## The data
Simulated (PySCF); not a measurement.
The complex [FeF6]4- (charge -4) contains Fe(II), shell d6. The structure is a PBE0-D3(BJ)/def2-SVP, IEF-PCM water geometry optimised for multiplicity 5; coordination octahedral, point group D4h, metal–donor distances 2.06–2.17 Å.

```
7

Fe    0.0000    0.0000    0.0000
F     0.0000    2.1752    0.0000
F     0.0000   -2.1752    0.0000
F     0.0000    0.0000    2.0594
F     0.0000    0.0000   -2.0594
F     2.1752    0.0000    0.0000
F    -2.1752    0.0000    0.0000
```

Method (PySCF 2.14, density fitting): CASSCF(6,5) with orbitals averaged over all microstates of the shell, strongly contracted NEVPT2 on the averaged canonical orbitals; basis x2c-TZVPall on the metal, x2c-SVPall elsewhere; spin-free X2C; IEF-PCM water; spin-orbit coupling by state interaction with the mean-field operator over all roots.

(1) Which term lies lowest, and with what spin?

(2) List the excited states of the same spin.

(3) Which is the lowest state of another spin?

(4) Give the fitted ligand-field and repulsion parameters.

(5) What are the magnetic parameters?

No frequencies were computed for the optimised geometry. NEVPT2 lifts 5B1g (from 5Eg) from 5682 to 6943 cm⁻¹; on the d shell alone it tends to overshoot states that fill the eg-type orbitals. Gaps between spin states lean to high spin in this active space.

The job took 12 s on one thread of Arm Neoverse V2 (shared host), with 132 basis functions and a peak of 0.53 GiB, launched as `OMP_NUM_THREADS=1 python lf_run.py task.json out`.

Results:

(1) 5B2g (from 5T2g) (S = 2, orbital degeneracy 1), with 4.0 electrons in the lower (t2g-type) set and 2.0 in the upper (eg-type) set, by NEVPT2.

## Activity
For this exercise, retype each entry from above exactly as it stands.

## Task result
Simulated (PySCF); not a measurement.
The complex [FeF6]4- (charge -4) contains Fe(II), shell d6. The structure is a PBE0-D3(BJ)/def2-SVP, IEF-PCM water geometry optimised for multiplicity 5; coordination octahedral, point group D4h, metal–donor distances 2.06–2.17 Å.

```
7

Fe    0.0000    0.0000    0.0000
F     0.0000    2.1752    0.0000
F     0.0000   -2.1752    0.0000
F     0.0000    0.0000    2.0594
F     0.0000    0.0000   -2.0594
F     2.1752    0.0000    0.0000
F    -2.1752    0.0000    0.0000
```

Method (PySCF 2.14, density fitting): CASSCF(6,5) with orbitals averaged over all microstates of the shell, strongly contracted NEVPT2 on the averaged canonical orbitals; basis x2c-TZVPall on the metal, x2c-SVPall elsewhere; spin-free X2C; IEF-PCM water; spin-orbit coupling by state interaction with the mean-field operator over all roots.

(1) Which term lies lowest, and with what spin?

(2) List the excited states of the same spin.

(3) Which is the lowest state of another spin?

(4) Give the fitted ligand-field and repulsion parameters.

(5) What are the magnetic parameters?

No frequencies were computed for the optimised geometry. NEVPT2 lifts 5B1g (from 5Eg) from 5682 to 6943 cm⁻¹; on the d shell alone it tends to overshoot states that fill the eg-type orbitals. Gaps between spin states lean to high spin in this active space.

The job took 12 s on one thread of Arm Neoverse V2 (shared host), with 132 basis functions and a peak of 0.53 GiB, launched as `OMP_NUM_THREADS=1 python lf_run.py task.json out`.

Results:

(1) 5B2g (from 5T2g) (S = 2, orbital degeneracy 1), with 4.0 electrons in the lower (t2g-type) set and 2.0 in the upper (eg-type) set, by NEVPT2.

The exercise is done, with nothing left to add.